Listed records:
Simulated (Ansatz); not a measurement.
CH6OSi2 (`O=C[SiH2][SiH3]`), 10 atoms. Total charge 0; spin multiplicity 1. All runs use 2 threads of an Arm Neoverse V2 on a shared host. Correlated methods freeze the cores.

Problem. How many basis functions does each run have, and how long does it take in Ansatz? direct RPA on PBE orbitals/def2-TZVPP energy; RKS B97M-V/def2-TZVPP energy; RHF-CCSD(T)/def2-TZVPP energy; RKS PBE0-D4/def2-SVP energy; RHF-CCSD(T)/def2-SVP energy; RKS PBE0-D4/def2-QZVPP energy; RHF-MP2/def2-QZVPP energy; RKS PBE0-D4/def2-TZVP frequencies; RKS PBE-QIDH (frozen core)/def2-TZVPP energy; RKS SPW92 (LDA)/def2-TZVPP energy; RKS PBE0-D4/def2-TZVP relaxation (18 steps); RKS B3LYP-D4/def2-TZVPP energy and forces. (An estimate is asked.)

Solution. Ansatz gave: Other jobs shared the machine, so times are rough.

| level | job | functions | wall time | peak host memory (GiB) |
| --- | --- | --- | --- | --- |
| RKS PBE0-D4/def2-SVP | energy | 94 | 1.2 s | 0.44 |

Requirement: Reproduce the listing above in full, word for word.

Solution:
Simulated (Ansatz); not a measurement.
CH6OSi2 (`O=C[SiH2][SiH3]`), 10 atoms. Total charge 0; spin multiplicity 1. All runs use 2 threads of an Arm Neoverse V2 on a shared host. Correlated methods freeze the cores.

Problem. How many basis functions does each run have, and how long does it take in Ansatz? direct RPA on PBE orbitals/def2-TZVPP energy; RKS B97M-V/def2-TZVPP energy; RHF-CCSD(T)/def2-TZVPP energy; RKS PBE0-D4/def2-SVP energy; RHF-CCSD(T)/def2-SVP energy; RKS PBE0-D4/def2-QZVPP energy; RHF-MP2/def2-QZVPP energy; RKS PBE0-D4/def2-TZVP frequencies; RKS PBE-QIDH (frozen core)/def2-TZVPP energy; RKS SPW92 (LDA)/def2-TZVPP energy; RKS PBE0-D4/def2-TZVP relaxation (18 steps); RKS B3LYP-D4/def2-TZVPP energy and forces. (An estimate is asked.)

Solution. Ansatz gave: Other jobs shared the machine, so times are rough.

| level | job | functions | wall time | peak host memory (GiB) |
| --- | --- | --- | --- | --- |
| RKS PBE0-D4/def2-SVP | energy | 94 | 1.2 s | 0.44 |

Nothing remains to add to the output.